• [EXTRACTED MATERIAL]
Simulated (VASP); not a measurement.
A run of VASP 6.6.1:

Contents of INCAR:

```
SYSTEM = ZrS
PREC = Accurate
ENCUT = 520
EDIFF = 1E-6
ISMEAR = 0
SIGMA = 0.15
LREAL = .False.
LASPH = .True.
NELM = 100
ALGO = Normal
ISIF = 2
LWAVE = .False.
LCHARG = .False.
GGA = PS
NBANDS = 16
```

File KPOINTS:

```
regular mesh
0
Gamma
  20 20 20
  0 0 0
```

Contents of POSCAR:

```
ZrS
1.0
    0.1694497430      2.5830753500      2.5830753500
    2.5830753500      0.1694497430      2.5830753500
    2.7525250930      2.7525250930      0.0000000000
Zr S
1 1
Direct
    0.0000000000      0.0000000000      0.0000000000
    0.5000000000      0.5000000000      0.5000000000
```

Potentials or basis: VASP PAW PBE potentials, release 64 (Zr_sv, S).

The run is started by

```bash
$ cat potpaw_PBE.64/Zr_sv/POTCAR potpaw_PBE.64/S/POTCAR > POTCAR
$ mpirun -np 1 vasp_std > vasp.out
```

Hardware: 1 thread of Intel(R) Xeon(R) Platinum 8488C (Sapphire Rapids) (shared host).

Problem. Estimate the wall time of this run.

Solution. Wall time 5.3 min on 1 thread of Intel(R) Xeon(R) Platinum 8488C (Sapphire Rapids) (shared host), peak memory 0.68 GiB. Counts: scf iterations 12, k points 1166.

• [WORK TASK] Every line from the first through the one containing "Potentials or basis: VASP" in the listing above must be given again exactly, with nothing else alongside.

• [TASK SOLUTION]
Simulated (VASP); not a measurement.
A run of VASP 6.6.1:

Contents of INCAR:

```
SYSTEM = ZrS
PREC = Accurate
ENCUT = 520
EDIFF = 1E-6
ISMEAR = 0
SIGMA = 0.15
LREAL = .False.
LASPH = .True.
NELM = 100
ALGO = Normal
ISIF = 2
LWAVE = .False.
LCHARG = .False.
GGA = PS
NBANDS = 16
```

File KPOINTS:

```
regular mesh
0
Gamma
  20 20 20
  0 0 0
```

Contents of POSCAR:

```
ZrS
1.0
    0.1694497430      2.5830753500      2.5830753500
    2.5830753500      0.1694497430      2.5830753500
    2.7525250930      2.7525250930      0.0000000000
Zr S
1 1
Direct
    0.0000000000      0.0000000000      0.0000000000
    0.5000000000      0.5000000000      0.5000000000
```

Potentials or basis: VASP PAW PBE potentials, release 64 (Zr_sv, S).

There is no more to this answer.